[[ Records provided, beginning ]]
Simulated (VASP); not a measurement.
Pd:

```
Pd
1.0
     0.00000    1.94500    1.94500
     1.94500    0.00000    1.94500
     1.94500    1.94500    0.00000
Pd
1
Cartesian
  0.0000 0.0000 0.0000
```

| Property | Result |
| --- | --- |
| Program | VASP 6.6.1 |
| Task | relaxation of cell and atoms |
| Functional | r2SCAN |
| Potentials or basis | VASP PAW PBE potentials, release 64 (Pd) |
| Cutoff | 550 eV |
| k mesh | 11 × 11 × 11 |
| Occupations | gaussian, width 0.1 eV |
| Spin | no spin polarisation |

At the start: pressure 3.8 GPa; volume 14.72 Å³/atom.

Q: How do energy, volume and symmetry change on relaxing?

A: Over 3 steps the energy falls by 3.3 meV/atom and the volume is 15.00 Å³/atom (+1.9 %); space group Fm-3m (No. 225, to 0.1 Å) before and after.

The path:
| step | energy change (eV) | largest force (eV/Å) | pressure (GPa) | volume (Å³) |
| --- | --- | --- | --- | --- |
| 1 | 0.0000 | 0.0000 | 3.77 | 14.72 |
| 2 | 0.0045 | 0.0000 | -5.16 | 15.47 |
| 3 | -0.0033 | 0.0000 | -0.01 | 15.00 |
[[ Records provided, end ]]

## Assigned task
Give back all the data exactly as written.

## Answer section
Simulated (VASP); not a measurement.
Pd:

```
Pd
1.0
     0.00000    1.94500    1.94500
     1.94500    0.00000    1.94500
     1.94500    1.94500    0.00000
Pd
1
Cartesian
  0.0000 0.0000 0.0000
```

| Property | Result |
| --- | --- |
| Program | VASP 6.6.1 |
| Task | relaxation of cell and atoms |
| Functional | r2SCAN |
| Potentials or basis | VASP PAW PBE potentials, release 64 (Pd) |
| Cutoff | 550 eV |
| k mesh | 11 × 11 × 11 |
| Occupations | gaussian, width 0.1 eV |
| Spin | no spin polarisation |

At the start: pressure 3.8 GPa; volume 14.72 Å³/atom.

Q: How do energy, volume and symmetry change on relaxing?

A: Over 3 steps the energy falls by 3.3 meV/atom and the volume is 15.00 Å³/atom (+1.9 %); space group Fm-3m (No. 225, to 0.1 Å) before and after.

The path:
| step | energy change (eV) | largest force (eV/Å) | pressure (GPa) | volume (Å³) |
| --- | --- | --- | --- | --- |
| 1 | 0.0000 | 0.0000 | 3.77 | 14.72 |
| 2 | 0.0045 | 0.0000 | -5.16 | 15.47 |
| 3 | -0.0033 | 0.0000 | -0.01 | 15.00 |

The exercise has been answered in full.